◆ **Source material**:
============================================================

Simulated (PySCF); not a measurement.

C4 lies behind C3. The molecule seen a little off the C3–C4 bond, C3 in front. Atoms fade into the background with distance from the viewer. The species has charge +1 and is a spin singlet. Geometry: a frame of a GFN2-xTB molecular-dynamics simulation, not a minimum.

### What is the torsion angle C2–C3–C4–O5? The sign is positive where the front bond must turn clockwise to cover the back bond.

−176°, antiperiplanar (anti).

============================================================

Your answer should consist only of the lines above between the line holding "C4 lies behind" and the line holding "### What is", inclusive, each transcribed exactly.

C4 lies behind C3. The molecule seen a little off the C3–C4 bond, C3 in front. Atoms fade into the background with distance from the viewer. The species has charge +1 and is a spin singlet. Geometry: a frame of a GFN2-xTB molecular-dynamics simulation, not a minimum.

### What is the torsion angle C2–C3–C4–O5? The sign is positive where the front bond must turn clockwise to cover the back bond.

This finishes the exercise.